▶ **Work request**:
All of the records must come back exactly. Please repeat them in full.

▶ **Dataset content**:
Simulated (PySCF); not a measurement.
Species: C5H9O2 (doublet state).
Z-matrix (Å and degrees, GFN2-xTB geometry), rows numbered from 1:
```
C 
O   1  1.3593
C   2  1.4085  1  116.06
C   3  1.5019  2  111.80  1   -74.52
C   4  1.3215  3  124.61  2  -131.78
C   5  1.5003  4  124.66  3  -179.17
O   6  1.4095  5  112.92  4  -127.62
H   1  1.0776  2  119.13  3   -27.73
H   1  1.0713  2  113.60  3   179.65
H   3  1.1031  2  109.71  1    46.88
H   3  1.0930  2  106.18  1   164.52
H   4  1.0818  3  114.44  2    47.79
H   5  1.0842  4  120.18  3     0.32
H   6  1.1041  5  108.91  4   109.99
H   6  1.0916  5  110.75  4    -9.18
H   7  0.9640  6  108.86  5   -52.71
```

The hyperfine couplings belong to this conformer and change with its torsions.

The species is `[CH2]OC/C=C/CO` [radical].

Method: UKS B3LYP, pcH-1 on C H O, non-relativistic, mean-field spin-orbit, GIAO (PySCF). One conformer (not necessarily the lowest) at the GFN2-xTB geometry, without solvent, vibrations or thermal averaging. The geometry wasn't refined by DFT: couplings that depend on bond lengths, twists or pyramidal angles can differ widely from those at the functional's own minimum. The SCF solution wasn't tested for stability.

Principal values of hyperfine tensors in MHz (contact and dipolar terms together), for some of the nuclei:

▶ **Solution**:
Simulated (PySCF); not a measurement.
Species: C5H9O2 (doublet state).
Z-matrix (Å and degrees, GFN2-xTB geometry), rows numbered from 1:
```
C 
O   1  1.3593
C   2  1.4085  1  116.06
C   3  1.5019  2  111.80  1   -74.52
C   4  1.3215  3  124.61  2  -131.78
C   5  1.5003  4  124.66  3  -179.17
O   6  1.4095  5  112.92  4  -127.62
H   1  1.0776  2  119.13  3   -27.73
H   1  1.0713  2  113.60  3   179.65
H   3  1.1031  2  109.71  1    46.88
H   3  1.0930  2  106.18  1   164.52
H   4  1.0818  3  114.44  2    47.79
H   5  1.0842  4  120.18  3     0.32
H   6  1.1041  5  108.91  4   109.99
H   6  1.0916  5  110.75  4    -9.18
H   7  0.9640  6  108.86  5   -52.71
```

The hyperfine couplings belong to this conformer and change with its torsions.

The species is `[CH2]OC/C=C/CO` [radical].

Method: UKS B3LYP, pcH-1 on C H O, non-relativistic, mean-field spin-orbit, GIAO (PySCF). One conformer (not necessarily the lowest) at the GFN2-xTB geometry, without solvent, vibrations or thermal averaging. The geometry wasn't refined by DFT: couplings that depend on bond lengths, twists or pyramidal angles can differ widely from those at the functional's own minimum. The SCF solution wasn't tested for stability.

Principal values of hyperfine tensors in MHz (contact and dipolar terms together), for some of the nuclei:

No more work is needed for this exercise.